_EXERCISE:_ The lines from the start of the records below through the line containing "156.1 | 145.1 | ? |" are to be copied exactly, both ends included, with nothing added.

━━━━━━━━
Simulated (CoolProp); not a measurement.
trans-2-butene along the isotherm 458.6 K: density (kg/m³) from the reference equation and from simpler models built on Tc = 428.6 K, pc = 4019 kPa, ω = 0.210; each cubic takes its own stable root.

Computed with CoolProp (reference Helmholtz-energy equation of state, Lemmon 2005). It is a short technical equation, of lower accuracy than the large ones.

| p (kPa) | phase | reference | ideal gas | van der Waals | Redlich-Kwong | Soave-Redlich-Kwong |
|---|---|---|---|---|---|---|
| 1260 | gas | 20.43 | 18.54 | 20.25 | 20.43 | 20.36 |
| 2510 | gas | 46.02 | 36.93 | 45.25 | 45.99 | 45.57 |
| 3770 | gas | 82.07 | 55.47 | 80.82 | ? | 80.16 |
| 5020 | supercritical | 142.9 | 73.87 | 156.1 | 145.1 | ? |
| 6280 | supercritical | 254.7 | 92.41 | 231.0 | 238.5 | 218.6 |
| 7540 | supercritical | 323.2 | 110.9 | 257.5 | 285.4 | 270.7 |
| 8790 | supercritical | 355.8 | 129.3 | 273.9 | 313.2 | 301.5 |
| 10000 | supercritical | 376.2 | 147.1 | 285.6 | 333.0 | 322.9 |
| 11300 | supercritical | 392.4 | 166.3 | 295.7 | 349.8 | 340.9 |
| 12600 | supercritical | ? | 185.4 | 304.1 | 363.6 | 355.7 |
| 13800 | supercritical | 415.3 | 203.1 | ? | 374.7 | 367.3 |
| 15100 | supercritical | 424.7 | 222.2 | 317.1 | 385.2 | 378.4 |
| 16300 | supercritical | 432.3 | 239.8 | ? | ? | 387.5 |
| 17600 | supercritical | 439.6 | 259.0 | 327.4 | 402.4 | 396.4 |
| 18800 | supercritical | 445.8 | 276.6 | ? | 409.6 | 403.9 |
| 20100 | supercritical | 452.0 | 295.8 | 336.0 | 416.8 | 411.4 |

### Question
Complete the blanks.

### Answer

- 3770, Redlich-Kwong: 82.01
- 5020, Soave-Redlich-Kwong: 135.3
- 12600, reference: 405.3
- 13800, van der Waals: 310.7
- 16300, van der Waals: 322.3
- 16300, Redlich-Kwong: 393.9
━━━━━━━━

_RESPONSE AREA:_
Simulated (CoolProp); not a measurement.
trans-2-butene along the isotherm 458.6 K: density (kg/m³) from the reference equation and from simpler models built on Tc = 428.6 K, pc = 4019 kPa, ω = 0.210; each cubic takes its own stable root.

Computed with CoolProp (reference Helmholtz-energy equation of state, Lemmon 2005). It is a short technical equation, of lower accuracy than the large ones.

| p (kPa) | phase | reference | ideal gas | van der Waals | Redlich-Kwong | Soave-Redlich-Kwong |
|---|---|---|---|---|---|---|
| 1260 | gas | 20.43 | 18.54 | 20.25 | 20.43 | 20.36 |
| 2510 | gas | 46.02 | 36.93 | 45.25 | 45.99 | 45.57 |
| 3770 | gas | 82.07 | 55.47 | 80.82 | ? | 80.16 |
| 5020 | supercritical | 142.9 | 73.87 | 156.1 | 145.1 | ? |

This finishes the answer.